-------- THE DATA

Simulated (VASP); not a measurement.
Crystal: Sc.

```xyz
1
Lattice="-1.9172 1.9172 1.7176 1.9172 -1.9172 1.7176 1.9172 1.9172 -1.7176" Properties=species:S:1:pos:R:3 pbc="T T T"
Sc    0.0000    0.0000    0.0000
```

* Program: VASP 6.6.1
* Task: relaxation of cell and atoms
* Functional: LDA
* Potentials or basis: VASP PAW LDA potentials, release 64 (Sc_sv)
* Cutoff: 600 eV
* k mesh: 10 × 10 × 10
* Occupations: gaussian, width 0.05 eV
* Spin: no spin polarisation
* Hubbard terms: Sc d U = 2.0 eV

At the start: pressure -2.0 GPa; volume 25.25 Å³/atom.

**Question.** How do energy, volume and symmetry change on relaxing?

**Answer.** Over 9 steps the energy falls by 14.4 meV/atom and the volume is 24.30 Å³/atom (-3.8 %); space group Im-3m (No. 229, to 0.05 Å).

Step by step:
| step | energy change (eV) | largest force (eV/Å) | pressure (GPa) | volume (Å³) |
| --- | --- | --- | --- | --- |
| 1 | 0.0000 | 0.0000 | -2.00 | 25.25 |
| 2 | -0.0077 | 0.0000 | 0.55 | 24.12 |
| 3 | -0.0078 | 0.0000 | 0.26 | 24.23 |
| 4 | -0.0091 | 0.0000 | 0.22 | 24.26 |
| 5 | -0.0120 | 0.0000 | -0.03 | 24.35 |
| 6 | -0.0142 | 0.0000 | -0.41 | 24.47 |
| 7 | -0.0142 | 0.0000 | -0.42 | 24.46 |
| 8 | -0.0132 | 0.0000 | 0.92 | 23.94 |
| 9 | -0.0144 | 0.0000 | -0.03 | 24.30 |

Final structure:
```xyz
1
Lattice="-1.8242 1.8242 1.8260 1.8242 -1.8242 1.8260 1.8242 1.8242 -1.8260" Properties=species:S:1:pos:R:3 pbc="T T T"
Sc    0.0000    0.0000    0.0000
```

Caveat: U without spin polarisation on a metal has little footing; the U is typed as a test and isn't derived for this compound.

----------------

» ACTIVITY
Above are the records; from them, give again exactly the lines from the one containing "At the start: pressure" to the one containing "0.22 | 24.26 |", both lines included, and nothing more.

» EXERCISE SOLUTION
At the start: pressure -2.0 GPa; volume 25.25 Å³/atom.

**Question.** How do energy, volume and symmetry change on relaxing?

**Answer.** Over 9 steps the energy falls by 14.4 meV/atom and the volume is 24.30 Å³/atom (-3.8 %); space group Im-3m (No. 229, to 0.05 Å).

Step by step:
| step | energy change (eV) | largest force (eV/Å) | pressure (GPa) | volume (Å³) |
| --- | --- | --- | --- | --- |
| 1 | 0.0000 | 0.0000 | -2.00 | 25.25 |
| 2 | -0.0077 | 0.0000 | 0.55 | 24.12 |
| 3 | -0.0078 | 0.0000 | 0.26 | 24.23 |
| 4 | -0.0091 | 0.0000 | 0.22 | 24.26 |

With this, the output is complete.